SOURCE INFORMATION
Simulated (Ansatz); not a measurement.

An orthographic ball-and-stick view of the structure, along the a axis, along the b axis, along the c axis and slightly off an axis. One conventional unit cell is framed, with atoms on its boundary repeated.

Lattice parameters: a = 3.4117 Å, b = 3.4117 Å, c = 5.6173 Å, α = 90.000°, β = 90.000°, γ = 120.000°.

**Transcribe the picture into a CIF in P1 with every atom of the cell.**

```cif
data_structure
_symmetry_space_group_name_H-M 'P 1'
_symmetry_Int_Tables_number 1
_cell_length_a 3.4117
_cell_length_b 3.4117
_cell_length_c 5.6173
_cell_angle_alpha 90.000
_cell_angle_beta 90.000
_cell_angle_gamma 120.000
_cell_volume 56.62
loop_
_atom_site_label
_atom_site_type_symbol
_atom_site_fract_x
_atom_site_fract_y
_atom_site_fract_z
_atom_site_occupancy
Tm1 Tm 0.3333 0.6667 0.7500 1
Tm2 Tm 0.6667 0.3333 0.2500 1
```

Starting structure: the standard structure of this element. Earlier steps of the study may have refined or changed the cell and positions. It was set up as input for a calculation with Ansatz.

WORK REQUEST
Please restate only the opening stretch of the records above: every line from the first through the one containing "Lattice parameters: a", exactly as written.

REPLY
Simulated (Ansatz); not a measurement.

An orthographic ball-and-stick view of the structure, along the a axis, along the b axis, along the c axis and slightly off an axis. One conventional unit cell is framed, with atoms on its boundary repeated.

Lattice parameters: a = 3.4117 Å, b = 3.4117 Å, c = 5.6173 Å, α = 90.000°, β = 90.000°, γ = 120.000°.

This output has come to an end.